◆ Assigned task
Reproduce the opening lines of the records exactly, please, stopping after the line that contains "Geometry: B3LYP-D3(BJ)/def2-SVP. Other".

◆ Given entries
----------------

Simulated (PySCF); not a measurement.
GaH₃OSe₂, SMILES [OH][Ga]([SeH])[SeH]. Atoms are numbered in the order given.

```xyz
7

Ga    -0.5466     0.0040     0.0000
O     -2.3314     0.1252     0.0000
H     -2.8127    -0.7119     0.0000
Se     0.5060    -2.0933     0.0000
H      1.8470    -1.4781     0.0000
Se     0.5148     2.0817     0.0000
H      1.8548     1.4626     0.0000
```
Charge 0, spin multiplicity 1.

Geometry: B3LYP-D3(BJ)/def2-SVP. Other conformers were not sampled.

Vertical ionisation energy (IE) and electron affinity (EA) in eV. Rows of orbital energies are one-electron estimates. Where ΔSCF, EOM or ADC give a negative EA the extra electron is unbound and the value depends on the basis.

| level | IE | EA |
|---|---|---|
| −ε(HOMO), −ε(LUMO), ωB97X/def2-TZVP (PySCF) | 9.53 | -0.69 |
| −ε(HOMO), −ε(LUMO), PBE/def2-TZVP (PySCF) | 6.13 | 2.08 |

----------------

◆ Written solution
Simulated (PySCF); not a measurement.
GaH₃OSe₂, SMILES [OH][Ga]([SeH])[SeH]. Atoms are numbered in the order given.

```xyz
7

Ga    -0.5466     0.0040     0.0000
O     -2.3314     0.1252     0.0000
H     -2.8127    -0.7119     0.0000
Se     0.5060    -2.0933     0.0000
H      1.8470    -1.4781     0.0000
Se     0.5148     2.0817     0.0000
H      1.8548     1.4626     0.0000
```
Charge 0, spin multiplicity 1.

Geometry: B3LYP-D3(BJ)/def2-SVP. Other conformers were not sampled.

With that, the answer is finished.